Action item: What you give must be exactly the lines of the material from the first through the line that contains "Potentials or basis: VASP", inclusive, and no others.

Records provided:
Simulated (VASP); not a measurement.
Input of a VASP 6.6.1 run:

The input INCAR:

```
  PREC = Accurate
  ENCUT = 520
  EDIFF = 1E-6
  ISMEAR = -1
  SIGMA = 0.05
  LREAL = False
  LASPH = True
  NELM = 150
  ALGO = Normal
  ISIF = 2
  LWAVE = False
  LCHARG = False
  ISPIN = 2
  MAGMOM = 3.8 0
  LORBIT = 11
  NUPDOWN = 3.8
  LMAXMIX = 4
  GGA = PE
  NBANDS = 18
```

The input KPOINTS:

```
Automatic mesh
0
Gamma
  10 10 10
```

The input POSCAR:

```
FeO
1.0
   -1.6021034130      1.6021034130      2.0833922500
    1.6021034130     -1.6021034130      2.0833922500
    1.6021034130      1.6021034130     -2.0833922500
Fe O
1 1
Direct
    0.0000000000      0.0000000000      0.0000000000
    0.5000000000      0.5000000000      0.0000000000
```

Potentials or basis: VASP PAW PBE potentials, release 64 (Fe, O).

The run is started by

Exercise output:
Simulated (VASP); not a measurement.
Input of a VASP 6.6.1 run:

The input INCAR:

```
  PREC = Accurate
  ENCUT = 520
  EDIFF = 1E-6
  ISMEAR = -1
  SIGMA = 0.05
  LREAL = False
  LASPH = True
  NELM = 150
  ALGO = Normal
  ISIF = 2
  LWAVE = False
  LCHARG = False
  ISPIN = 2
  MAGMOM = 3.8 0
  LORBIT = 11
  NUPDOWN = 3.8
  LMAXMIX = 4
  GGA = PE
  NBANDS = 18
```

The input KPOINTS:

```
Automatic mesh
0
Gamma
  10 10 10
```

The input POSCAR:

```
FeO
1.0
   -1.6021034130      1.6021034130      2.0833922500
    1.6021034130     -1.6021034130      2.0833922500
    1.6021034130      1.6021034130     -2.0833922500
Fe O
1 1
Direct
    0.0000000000      0.0000000000      0.0000000000
    0.5000000000      0.5000000000      0.0000000000
```

Potentials or basis: VASP PAW PBE potentials, release 64 (Fe, O).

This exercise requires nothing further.